Please give back, word for word, each line from the start of the entries through the one in which "All numbers come" is found.

*** Opening Dataset excerpts ***

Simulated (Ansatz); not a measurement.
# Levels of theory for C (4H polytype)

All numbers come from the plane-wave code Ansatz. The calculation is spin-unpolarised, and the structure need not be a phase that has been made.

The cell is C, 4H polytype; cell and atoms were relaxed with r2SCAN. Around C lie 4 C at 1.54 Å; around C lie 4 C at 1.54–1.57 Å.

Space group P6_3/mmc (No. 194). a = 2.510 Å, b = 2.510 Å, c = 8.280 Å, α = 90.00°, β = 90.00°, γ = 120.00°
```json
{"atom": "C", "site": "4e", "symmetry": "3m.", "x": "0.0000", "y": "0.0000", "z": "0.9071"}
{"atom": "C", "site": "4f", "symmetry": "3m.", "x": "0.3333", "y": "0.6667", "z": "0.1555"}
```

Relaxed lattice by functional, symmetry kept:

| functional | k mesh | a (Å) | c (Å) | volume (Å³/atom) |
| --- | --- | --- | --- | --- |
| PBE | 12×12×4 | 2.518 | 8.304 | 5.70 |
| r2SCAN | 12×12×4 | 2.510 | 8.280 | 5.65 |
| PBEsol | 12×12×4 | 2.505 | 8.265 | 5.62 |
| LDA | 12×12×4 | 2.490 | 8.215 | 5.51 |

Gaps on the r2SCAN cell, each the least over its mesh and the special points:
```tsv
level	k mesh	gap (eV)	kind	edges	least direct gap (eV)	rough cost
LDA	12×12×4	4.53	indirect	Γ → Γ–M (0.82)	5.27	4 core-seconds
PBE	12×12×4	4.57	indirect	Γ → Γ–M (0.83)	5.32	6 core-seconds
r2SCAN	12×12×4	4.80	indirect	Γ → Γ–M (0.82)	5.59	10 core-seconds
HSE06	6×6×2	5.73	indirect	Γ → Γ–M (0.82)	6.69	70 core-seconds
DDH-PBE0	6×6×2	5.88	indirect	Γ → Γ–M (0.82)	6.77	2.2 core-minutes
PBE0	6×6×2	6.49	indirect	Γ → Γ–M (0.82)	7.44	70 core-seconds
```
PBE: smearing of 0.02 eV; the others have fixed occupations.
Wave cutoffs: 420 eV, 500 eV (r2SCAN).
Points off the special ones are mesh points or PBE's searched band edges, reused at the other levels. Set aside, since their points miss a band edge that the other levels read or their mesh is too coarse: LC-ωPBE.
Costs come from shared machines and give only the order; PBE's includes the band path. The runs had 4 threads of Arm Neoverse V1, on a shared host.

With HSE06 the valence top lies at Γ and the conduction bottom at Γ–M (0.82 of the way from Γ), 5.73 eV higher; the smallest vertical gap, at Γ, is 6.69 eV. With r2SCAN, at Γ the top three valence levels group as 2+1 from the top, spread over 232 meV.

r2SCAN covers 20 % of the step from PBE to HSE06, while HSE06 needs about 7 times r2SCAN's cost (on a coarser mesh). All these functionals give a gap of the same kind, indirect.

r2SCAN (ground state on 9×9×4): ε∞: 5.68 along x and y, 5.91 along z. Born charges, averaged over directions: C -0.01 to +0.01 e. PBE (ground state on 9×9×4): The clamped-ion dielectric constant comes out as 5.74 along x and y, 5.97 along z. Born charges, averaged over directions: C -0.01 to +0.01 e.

*** Closing Dataset excerpts ***

• [Task output]
Simulated (Ansatz); not a measurement.
# Levels of theory for C (4H polytype)

All numbers come from the plane-wave code Ansatz. The calculation is spin-unpolarised, and the structure need not be a phase that has been made.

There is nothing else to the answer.